◆ **TASK ITEM**: Look at the entries below and restate word for word the lines from the first through the one that has "Only levels that".

ENTRIES SHOWN Block Start
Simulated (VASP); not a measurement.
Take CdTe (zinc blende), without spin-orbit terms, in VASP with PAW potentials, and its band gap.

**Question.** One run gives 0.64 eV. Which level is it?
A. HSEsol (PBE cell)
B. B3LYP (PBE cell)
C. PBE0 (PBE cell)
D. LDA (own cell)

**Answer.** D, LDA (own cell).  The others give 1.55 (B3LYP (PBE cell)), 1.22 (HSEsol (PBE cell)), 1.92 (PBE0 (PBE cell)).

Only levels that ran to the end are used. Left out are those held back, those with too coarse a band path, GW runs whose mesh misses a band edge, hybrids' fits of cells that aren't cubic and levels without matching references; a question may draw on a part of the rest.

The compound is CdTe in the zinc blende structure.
ENTRIES SHOWN Block End

◆ **EXPECTED ANSWER**:
Simulated (VASP); not a measurement.
Take CdTe (zinc blende), without spin-orbit terms, in VASP with PAW potentials, and its band gap.

**Question.** One run gives 0.64 eV. Which level is it?
A. HSEsol (PBE cell)
B. B3LYP (PBE cell)
C. PBE0 (PBE cell)
D. LDA (own cell)

**Answer.** D, LDA (own cell).  The others give 1.55 (B3LYP (PBE cell)), 1.22 (HSEsol (PBE cell)), 1.92 (PBE0 (PBE cell)).

Only levels that ran to the end are used. Left out are those held back, those with too coarse a band path, GW runs whose mesh misses a band edge, hybrids' fits of cells that aren't cubic and levels without matching references; a question may draw on a part of the rest.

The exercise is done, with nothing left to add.